======== Data excerpts
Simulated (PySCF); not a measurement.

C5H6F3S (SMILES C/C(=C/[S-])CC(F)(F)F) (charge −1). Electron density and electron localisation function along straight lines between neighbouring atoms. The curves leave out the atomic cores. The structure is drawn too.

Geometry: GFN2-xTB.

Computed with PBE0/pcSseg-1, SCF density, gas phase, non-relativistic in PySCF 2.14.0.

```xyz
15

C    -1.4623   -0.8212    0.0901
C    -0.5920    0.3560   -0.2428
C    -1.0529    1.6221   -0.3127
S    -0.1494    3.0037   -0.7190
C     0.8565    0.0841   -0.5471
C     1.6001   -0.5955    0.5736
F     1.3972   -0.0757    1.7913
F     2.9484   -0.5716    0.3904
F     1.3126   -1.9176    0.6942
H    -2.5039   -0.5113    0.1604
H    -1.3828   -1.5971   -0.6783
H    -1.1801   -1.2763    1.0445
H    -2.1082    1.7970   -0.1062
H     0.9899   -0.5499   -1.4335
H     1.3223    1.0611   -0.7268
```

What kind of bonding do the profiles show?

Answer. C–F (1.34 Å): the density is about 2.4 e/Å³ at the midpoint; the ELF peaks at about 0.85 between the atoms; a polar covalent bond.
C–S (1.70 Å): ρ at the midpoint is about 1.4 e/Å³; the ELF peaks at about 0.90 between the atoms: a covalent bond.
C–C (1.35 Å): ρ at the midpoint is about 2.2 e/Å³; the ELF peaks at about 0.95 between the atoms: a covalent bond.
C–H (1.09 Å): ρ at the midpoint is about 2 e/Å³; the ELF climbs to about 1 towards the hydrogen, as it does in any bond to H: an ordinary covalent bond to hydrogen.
================

Work request: Return, with no change at all, every line in the entries above from the line containing "Geometry: GFN2-xTB." through the line containing "C–C (1.35 Å): ρ".

Reply:
Geometry: GFN2-xTB.

Computed with PBE0/pcSseg-1, SCF density, gas phase, non-relativistic in PySCF 2.14.0.

```xyz
15

C    -1.4623   -0.8212    0.0901
C    -0.5920    0.3560   -0.2428
C    -1.0529    1.6221   -0.3127
S    -0.1494    3.0037   -0.7190
C     0.8565    0.0841   -0.5471
C     1.6001   -0.5955    0.5736
F     1.3972   -0.0757    1.7913
F     2.9484   -0.5716    0.3904
F     1.3126   -1.9176    0.6942
H    -2.5039   -0.5113    0.1604
H    -1.3828   -1.5971   -0.6783
H    -1.1801   -1.2763    1.0445
H    -2.1082    1.7970   -0.1062
H     0.9899   -0.5499   -1.4335
H     1.3223    1.0611   -0.7268
```

What kind of bonding do the profiles show?

Answer. C–F (1.34 Å): the density is about 2.4 e/Å³ at the midpoint; the ELF peaks at about 0.85 between the atoms; a polar covalent bond.
C–S (1.70 Å): ρ at the midpoint is about 1.4 e/Å³; the ELF peaks at about 0.90 between the atoms: a covalent bond.
C–C (1.35 Å): ρ at the midpoint is about 2.2 e/Å³; the ELF peaks at about 0.95 between the atoms: a covalent bond.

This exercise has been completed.